——————

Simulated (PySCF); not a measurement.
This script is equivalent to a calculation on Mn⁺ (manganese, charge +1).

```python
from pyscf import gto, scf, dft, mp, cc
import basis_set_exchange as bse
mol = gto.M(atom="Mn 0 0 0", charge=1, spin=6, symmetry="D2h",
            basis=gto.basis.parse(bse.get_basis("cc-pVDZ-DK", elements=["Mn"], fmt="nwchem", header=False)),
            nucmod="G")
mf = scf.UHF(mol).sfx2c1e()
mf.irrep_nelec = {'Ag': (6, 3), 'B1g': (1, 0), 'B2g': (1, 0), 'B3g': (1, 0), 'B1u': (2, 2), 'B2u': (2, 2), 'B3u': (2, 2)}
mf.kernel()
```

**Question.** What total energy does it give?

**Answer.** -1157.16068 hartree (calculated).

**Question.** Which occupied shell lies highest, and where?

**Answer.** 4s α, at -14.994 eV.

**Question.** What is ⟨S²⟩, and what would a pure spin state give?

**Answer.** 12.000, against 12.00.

——————

Activity:
In the listing above, please copy exactly the lines from the first through the one that contains "spin state give?", and no others.

Exercise response:
Simulated (PySCF); not a measurement.
This script is equivalent to a calculation on Mn⁺ (manganese, charge +1).

```python
from pyscf import gto, scf, dft, mp, cc
import basis_set_exchange as bse
mol = gto.M(atom="Mn 0 0 0", charge=1, spin=6, symmetry="D2h",
            basis=gto.basis.parse(bse.get_basis("cc-pVDZ-DK", elements=["Mn"], fmt="nwchem", header=False)),
            nucmod="G")
mf = scf.UHF(mol).sfx2c1e()
mf.irrep_nelec = {'Ag': (6, 3), 'B1g': (1, 0), 'B2g': (1, 0), 'B3g': (1, 0), 'B1u': (2, 2), 'B2u': (2, 2), 'B3u': (2, 2)}
mf.kernel()
```

**Question.** What total energy does it give?

**Answer.** -1157.16068 hartree (calculated).

**Question.** Which occupied shell lies highest, and where?

**Answer.** 4s α, at -14.994 eV.

**Question.** What is ⟨S²⟩, and what would a pure spin state give?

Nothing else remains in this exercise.